» **ACTION ITEM**: Transcribe every record exactly as it appears.

*** RECORD EXCERPTS ***

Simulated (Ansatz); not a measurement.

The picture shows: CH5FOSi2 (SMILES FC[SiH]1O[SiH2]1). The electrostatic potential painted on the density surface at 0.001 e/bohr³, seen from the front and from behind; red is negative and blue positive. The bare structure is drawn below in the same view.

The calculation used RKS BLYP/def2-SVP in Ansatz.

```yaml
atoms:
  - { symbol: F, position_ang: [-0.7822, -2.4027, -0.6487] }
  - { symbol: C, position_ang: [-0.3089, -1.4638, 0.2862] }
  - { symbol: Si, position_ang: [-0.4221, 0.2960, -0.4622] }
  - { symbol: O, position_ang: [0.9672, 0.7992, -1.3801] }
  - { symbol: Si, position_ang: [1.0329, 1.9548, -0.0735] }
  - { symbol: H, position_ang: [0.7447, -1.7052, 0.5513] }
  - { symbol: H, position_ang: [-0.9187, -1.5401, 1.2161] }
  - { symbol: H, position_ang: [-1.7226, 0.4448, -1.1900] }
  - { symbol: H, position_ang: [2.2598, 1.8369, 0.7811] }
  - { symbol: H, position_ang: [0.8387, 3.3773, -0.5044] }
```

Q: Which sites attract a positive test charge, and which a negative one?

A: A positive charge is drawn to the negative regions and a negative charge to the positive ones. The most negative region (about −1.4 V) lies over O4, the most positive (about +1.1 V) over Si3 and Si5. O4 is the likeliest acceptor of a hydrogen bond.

*** End of RECORD EXCERPTS ***

» **TASK ANSWER**:
Simulated (Ansatz); not a measurement.

The picture shows: CH5FOSi2 (SMILES FC[SiH]1O[SiH2]1). The electrostatic potential painted on the density surface at 0.001 e/bohr³, seen from the front and from behind; red is negative and blue positive. The bare structure is drawn below in the same view.

The calculation used RKS BLYP/def2-SVP in Ansatz.

```yaml
atoms:
  - { symbol: F, position_ang: [-0.7822, -2.4027, -0.6487] }
  - { symbol: C, position_ang: [-0.3089, -1.4638, 0.2862] }
  - { symbol: Si, position_ang: [-0.4221, 0.2960, -0.4622] }
  - { symbol: O, position_ang: [0.9672, 0.7992, -1.3801] }
  - { symbol: Si, position_ang: [1.0329, 1.9548, -0.0735] }
  - { symbol: H, position_ang: [0.7447, -1.7052, 0.5513] }
  - { symbol: H, position_ang: [-0.9187, -1.5401, 1.2161] }
  - { symbol: H, position_ang: [-1.7226, 0.4448, -1.1900] }
  - { symbol: H, position_ang: [2.2598, 1.8369, 0.7811] }
  - { symbol: H, position_ang: [0.8387, 3.3773, -0.5044] }
```

Q: Which sites attract a positive test charge, and which a negative one?

A: A positive charge is drawn to the negative regions and a negative charge to the positive ones. The most negative region (about −1.4 V) lies over O4, the most positive (about +1.1 V) over Si3 and Si5. O4 is the likeliest acceptor of a hydrogen bond.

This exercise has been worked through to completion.